Give the data again exactly as it appears.

━━ RECORDS SHOWN ━━

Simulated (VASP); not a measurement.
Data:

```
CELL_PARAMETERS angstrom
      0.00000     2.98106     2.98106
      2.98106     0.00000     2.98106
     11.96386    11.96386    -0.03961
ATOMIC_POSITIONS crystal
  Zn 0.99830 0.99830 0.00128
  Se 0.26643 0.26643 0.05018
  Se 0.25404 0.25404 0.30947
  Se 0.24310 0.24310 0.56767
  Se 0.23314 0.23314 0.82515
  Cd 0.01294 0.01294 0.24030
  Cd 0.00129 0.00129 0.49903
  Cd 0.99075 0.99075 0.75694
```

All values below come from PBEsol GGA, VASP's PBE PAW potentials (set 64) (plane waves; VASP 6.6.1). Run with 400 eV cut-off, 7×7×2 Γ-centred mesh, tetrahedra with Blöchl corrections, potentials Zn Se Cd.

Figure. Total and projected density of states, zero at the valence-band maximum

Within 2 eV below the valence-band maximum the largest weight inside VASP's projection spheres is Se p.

━━━

- YOUR SOLUTION:
Simulated (VASP); not a measurement.
Data:

```
CELL_PARAMETERS angstrom
      0.00000     2.98106     2.98106
      2.98106     0.00000     2.98106
     11.96386    11.96386    -0.03961
ATOMIC_POSITIONS crystal
  Zn 0.99830 0.99830 0.00128
  Se 0.26643 0.26643 0.05018
  Se 0.25404 0.25404 0.30947
  Se 0.24310 0.24310 0.56767
  Se 0.23314 0.23314 0.82515
  Cd 0.01294 0.01294 0.24030
  Cd 0.00129 0.00129 0.49903
  Cd 0.99075 0.99075 0.75694
```

All values below come from PBEsol GGA, VASP's PBE PAW potentials (set 64) (plane waves; VASP 6.6.1). Run with 400 eV cut-off, 7×7×2 Γ-centred mesh, tetrahedra with Blöchl corrections, potentials Zn Se Cd.

Figure. Total and projected density of states, zero at the valence-band maximum

Within 2 eV below the valence-band maximum the largest weight inside VASP's projection spheres is Se p.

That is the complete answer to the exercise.